[Given entries]:
'''

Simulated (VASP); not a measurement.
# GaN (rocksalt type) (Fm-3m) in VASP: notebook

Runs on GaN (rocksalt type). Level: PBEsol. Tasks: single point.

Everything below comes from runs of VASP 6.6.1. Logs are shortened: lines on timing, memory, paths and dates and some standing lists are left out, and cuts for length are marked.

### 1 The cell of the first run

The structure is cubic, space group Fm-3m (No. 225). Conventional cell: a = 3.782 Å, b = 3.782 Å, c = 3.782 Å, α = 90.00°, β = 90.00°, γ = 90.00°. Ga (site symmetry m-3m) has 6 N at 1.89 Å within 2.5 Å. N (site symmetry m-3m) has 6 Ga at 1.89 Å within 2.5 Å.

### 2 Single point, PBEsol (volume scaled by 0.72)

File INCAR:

'''

[Required action]: The entries are to be repeated exactly, with nothing altered.

[Expected answer]:
Simulated (VASP); not a measurement.
# GaN (rocksalt type) (Fm-3m) in VASP: notebook

Runs on GaN (rocksalt type). Level: PBEsol. Tasks: single point.

Everything below comes from runs of VASP 6.6.1. Logs are shortened: lines on timing, memory, paths and dates and some standing lists are left out, and cuts for length are marked.

### 1 The cell of the first run

The structure is cubic, space group Fm-3m (No. 225). Conventional cell: a = 3.782 Å, b = 3.782 Å, c = 3.782 Å, α = 90.00°, β = 90.00°, γ = 90.00°. Ga (site symmetry m-3m) has 6 N at 1.89 Å within 2.5 Å. N (site symmetry m-3m) has 6 Ga at 1.89 Å within 2.5 Å.

### 2 Single point, PBEsol (volume scaled by 0.72)

File INCAR:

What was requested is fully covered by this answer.